> Source material
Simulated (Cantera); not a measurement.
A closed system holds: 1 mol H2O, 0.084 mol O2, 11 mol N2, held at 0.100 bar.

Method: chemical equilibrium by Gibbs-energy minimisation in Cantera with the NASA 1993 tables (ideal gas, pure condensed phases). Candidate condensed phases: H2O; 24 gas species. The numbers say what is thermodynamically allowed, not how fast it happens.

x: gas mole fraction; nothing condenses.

> Action item
Could you write the whole listing out again, line for line?

> Answer area
Simulated (Cantera); not a measurement.
A closed system holds: 1 mol H2O, 0.084 mol O2, 11 mol N2, held at 0.100 bar.

Method: chemical equilibrium by Gibbs-energy minimisation in Cantera with the NASA 1993 tables (ideal gas, pure condensed phases). Candidate condensed phases: H2O; 24 gas species. The numbers say what is thermodynamically allowed, not how fast it happens.

x: gas mole fraction; nothing condenses.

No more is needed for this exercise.